▶ Assigned task:
Set down every line below, word for word.

▶ Data listing:
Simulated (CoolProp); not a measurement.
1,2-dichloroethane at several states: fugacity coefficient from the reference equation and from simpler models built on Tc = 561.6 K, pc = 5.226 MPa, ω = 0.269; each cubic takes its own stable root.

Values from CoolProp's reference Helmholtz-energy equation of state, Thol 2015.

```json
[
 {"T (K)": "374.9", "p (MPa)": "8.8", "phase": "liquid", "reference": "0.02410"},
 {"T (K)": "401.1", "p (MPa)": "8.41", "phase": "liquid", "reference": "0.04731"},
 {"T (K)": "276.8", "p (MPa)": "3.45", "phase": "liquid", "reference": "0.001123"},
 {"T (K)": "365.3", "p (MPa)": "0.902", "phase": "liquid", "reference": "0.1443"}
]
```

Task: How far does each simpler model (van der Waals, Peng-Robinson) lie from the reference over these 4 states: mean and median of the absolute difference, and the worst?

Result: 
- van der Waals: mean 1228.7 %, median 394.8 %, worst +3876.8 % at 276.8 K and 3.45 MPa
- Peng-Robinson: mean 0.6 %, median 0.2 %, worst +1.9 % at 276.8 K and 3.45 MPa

▶ Written solution:
Simulated (CoolProp); not a measurement.
1,2-dichloroethane at several states: fugacity coefficient from the reference equation and from simpler models built on Tc = 561.6 K, pc = 5.226 MPa, ω = 0.269; each cubic takes its own stable root.

Values from CoolProp's reference Helmholtz-energy equation of state, Thol 2015.

```json
[
 {"T (K)": "374.9", "p (MPa)": "8.8", "phase": "liquid", "reference": "0.02410"},
 {"T (K)": "401.1", "p (MPa)": "8.41", "phase": "liquid", "reference": "0.04731"},
 {"T (K)": "276.8", "p (MPa)": "3.45", "phase": "liquid", "reference": "0.001123"},
 {"T (K)": "365.3", "p (MPa)": "0.902", "phase": "liquid", "reference": "0.1443"}
]
```

Task: How far does each simpler model (van der Waals, Peng-Robinson) lie from the reference over these 4 states: mean and median of the absolute difference, and the worst?

Result: 
- van der Waals: mean 1228.7 %, median 394.8 %, worst +3876.8 % at 276.8 K and 3.45 MPa
- Peng-Robinson: mean 0.6 %, median 0.2 %, worst +1.9 % at 276.8 K and 3.45 MPa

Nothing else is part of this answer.